::::::::

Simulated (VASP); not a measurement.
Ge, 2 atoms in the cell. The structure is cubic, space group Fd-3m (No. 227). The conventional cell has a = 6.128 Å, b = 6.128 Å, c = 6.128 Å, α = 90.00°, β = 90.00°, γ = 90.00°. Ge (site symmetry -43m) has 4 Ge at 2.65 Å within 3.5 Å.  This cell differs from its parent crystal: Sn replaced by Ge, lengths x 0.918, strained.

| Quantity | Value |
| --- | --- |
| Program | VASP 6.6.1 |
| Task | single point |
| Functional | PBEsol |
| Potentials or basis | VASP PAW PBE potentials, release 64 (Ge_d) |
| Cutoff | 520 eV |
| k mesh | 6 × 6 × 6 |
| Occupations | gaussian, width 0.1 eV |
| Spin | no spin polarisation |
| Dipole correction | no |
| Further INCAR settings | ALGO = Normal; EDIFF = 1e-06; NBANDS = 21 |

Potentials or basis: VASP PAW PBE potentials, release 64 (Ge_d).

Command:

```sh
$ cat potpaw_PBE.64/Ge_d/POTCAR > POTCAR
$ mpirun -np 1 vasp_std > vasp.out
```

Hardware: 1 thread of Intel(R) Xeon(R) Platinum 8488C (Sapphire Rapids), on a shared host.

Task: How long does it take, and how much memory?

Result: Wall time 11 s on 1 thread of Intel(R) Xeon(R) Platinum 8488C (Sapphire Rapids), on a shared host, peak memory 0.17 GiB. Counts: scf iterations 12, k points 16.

::::::::

The expected response is every record, reproduced word for word.

Reply:
Simulated (VASP); not a measurement.
Ge, 2 atoms in the cell. The structure is cubic, space group Fd-3m (No. 227). The conventional cell has a = 6.128 Å, b = 6.128 Å, c = 6.128 Å, α = 90.00°, β = 90.00°, γ = 90.00°. Ge (site symmetry -43m) has 4 Ge at 2.65 Å within 3.5 Å.  This cell differs from its parent crystal: Sn replaced by Ge, lengths x 0.918, strained.

| Quantity | Value |
| --- | --- |
| Program | VASP 6.6.1 |
| Task | single point |
| Functional | PBEsol |
| Potentials or basis | VASP PAW PBE potentials, release 64 (Ge_d) |
| Cutoff | 520 eV |
| k mesh | 6 × 6 × 6 |
| Occupations | gaussian, width 0.1 eV |
| Spin | no spin polarisation |
| Dipole correction | no |
| Further INCAR settings | ALGO = Normal; EDIFF = 1e-06; NBANDS = 21 |

Potentials or basis: VASP PAW PBE potentials, release 64 (Ge_d).

Command:

```sh
$ cat potpaw_PBE.64/Ge_d/POTCAR > POTCAR
$ mpirun -np 1 vasp_std > vasp.out
```

Hardware: 1 thread of Intel(R) Xeon(R) Platinum 8488C (Sapphire Rapids), on a shared host.

Task: How long does it take, and how much memory?

Result: Wall time 11 s on 1 thread of Intel(R) Xeon(R) Platinum 8488C (Sapphire Rapids), on a shared host, peak memory 0.17 GiB. Counts: scf iterations 12, k points 16.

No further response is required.